EXERCISE »
Reproduce exactly, and only, the lines running from the start of the entries below to the line containing "Vapour pressure (bar)".

DATA SHOWN »
───

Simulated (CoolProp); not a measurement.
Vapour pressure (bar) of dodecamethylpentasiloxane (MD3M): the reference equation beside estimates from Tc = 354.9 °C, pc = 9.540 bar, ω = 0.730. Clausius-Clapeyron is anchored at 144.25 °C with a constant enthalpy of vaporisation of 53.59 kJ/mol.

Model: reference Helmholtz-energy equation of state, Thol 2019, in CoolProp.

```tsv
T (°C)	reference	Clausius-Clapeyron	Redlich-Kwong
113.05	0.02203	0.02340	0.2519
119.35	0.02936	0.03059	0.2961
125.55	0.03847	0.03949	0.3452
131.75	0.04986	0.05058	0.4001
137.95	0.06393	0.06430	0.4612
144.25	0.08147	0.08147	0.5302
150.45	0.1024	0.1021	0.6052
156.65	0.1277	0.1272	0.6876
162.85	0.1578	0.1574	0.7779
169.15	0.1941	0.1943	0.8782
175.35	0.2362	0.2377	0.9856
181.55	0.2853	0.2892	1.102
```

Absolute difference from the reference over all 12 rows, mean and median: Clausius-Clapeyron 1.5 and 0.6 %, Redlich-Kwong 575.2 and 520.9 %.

───

YOUR RESPONSE »
Simulated (CoolProp); not a measurement.
Vapour pressure (bar) of dodecamethylpentasiloxane (MD3M): the reference equation beside estimates from Tc = 354.9 °C, pc = 9.540 bar, ω = 0.730. Clausius-Clapeyron is anchored at 144.25 °C with a constant enthalpy of vaporisation of 53.59 kJ/mol.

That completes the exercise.